********
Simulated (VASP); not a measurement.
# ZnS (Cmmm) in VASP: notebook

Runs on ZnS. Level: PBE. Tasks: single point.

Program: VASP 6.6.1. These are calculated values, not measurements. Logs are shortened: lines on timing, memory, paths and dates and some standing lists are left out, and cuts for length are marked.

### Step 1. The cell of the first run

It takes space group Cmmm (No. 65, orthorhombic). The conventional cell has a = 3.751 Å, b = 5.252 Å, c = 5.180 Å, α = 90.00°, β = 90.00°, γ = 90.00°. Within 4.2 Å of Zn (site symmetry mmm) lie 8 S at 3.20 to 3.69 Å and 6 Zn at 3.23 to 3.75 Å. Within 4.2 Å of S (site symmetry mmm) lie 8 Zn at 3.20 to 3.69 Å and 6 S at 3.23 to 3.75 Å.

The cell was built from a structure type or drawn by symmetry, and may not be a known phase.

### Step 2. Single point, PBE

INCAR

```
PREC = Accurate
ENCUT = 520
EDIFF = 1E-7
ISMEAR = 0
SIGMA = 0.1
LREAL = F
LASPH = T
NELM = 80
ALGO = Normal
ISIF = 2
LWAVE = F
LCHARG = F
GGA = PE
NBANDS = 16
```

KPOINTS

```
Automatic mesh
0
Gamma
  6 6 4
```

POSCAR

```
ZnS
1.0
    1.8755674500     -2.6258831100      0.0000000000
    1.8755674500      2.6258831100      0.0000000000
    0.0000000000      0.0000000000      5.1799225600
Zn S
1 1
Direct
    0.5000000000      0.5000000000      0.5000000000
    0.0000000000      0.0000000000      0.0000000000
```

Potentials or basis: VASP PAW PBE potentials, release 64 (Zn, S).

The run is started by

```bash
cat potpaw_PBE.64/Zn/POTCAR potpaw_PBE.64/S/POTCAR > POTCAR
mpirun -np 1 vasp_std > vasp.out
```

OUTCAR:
********

* [Work instruction]: Restate verbatim the first line above and all lines after it through the line containing "Program: VASP 6.6.1."; omit the rest.

* [Exercise output]:
Simulated (VASP); not a measurement.
# ZnS (Cmmm) in VASP: notebook

Runs on ZnS. Level: PBE. Tasks: single point.

Program: VASP 6.6.1. These are calculated values, not measurements. Logs are shortened: lines on timing, memory, paths and dates and some standing lists are left out, and cuts for length are marked.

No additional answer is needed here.